§ Supplied entries
────────────────

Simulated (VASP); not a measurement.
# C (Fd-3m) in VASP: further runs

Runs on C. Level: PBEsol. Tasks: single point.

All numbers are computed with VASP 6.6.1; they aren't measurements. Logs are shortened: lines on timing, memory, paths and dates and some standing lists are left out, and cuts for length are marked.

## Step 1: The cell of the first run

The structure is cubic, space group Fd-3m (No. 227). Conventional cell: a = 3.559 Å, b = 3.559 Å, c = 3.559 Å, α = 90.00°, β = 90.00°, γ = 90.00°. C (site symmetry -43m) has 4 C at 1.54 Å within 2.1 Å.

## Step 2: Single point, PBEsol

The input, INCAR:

────────────────

§ Required action
Please return the material above exactly as written.

§ Task output
Simulated (VASP); not a measurement.
# C (Fd-3m) in VASP: further runs

Runs on C. Level: PBEsol. Tasks: single point.

All numbers are computed with VASP 6.6.1; they aren't measurements. Logs are shortened: lines on timing, memory, paths and dates and some standing lists are left out, and cuts for length are marked.

## Step 1: The cell of the first run

The structure is cubic, space group Fd-3m (No. 227). Conventional cell: a = 3.559 Å, b = 3.559 Å, c = 3.559 Å, α = 90.00°, β = 90.00°, γ = 90.00°. C (site symmetry -43m) has 4 C at 1.54 Å within 2.1 Å.

## Step 2: Single point, PBEsol

The input, INCAR:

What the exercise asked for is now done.